--
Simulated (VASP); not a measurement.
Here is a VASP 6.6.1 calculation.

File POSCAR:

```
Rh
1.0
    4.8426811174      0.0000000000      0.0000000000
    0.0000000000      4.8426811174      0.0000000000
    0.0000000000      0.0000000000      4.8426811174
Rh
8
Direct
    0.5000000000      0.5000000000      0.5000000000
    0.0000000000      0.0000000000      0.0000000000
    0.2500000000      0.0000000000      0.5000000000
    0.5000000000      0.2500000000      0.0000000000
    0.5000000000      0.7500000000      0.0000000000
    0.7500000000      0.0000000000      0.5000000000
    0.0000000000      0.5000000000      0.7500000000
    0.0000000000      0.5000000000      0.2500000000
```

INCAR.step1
--

■ **Work instruction**
All of the records above should be copied exactly.

■ **Written reply**
Simulated (VASP); not a measurement.
Here is a VASP 6.6.1 calculation.

File POSCAR:

```
Rh
1.0
    4.8426811174      0.0000000000      0.0000000000
    0.0000000000      4.8426811174      0.0000000000
    0.0000000000      0.0000000000      4.8426811174
Rh
8
Direct
    0.5000000000      0.5000000000      0.5000000000
    0.0000000000      0.0000000000      0.0000000000
    0.2500000000      0.0000000000      0.5000000000
    0.5000000000      0.2500000000      0.0000000000
    0.5000000000      0.7500000000      0.0000000000
    0.7500000000      0.0000000000      0.5000000000
    0.0000000000      0.5000000000      0.7500000000
    0.0000000000      0.5000000000      0.2500000000
```

INCAR.step1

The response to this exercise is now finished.